=== Section Start ===

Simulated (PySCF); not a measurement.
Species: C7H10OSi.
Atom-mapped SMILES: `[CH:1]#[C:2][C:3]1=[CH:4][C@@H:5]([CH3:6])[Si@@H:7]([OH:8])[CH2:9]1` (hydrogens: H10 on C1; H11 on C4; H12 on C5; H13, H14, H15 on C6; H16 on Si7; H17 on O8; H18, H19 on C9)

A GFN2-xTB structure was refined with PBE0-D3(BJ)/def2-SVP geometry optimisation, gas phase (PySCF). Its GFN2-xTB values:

=== Section End ===

§ **Action item**: Word for word, write out the entire listing once more.

§ **Answer section**:
Simulated (PySCF); not a measurement.
Species: C7H10OSi.
Atom-mapped SMILES: `[CH:1]#[C:2][C:3]1=[CH:4][C@@H:5]([CH3:6])[Si@@H:7]([OH:8])[CH2:9]1` (hydrogens: H10 on C1; H11 on C4; H12 on C5; H13, H14, H15 on C6; H16 on Si7; H17 on O8; H18, H19 on C9)

A GFN2-xTB structure was refined with PBE0-D3(BJ)/def2-SVP geometry optimisation, gas phase (PySCF). Its GFN2-xTB values:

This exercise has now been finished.